>>

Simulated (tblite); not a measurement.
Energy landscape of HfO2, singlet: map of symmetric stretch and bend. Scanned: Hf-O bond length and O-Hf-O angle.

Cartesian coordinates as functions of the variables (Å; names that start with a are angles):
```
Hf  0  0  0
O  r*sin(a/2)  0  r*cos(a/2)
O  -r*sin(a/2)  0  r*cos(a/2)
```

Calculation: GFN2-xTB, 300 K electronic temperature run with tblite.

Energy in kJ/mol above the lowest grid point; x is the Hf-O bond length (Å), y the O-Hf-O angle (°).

<<

ASSIGNMENT: Your task is to retype all the records above with nothing left out.

RESULT:
Simulated (tblite); not a measurement.
Energy landscape of HfO2, singlet: map of symmetric stretch and bend. Scanned: Hf-O bond length and O-Hf-O angle.

Cartesian coordinates as functions of the variables (Å; names that start with a are angles):
```
Hf  0  0  0
O  r*sin(a/2)  0  r*cos(a/2)
O  -r*sin(a/2)  0  r*cos(a/2)
```

Calculation: GFN2-xTB, 300 K electronic temperature run with tblite.

Energy in kJ/mol above the lowest grid point; x is the Hf-O bond length (Å), y the O-Hf-O angle (°).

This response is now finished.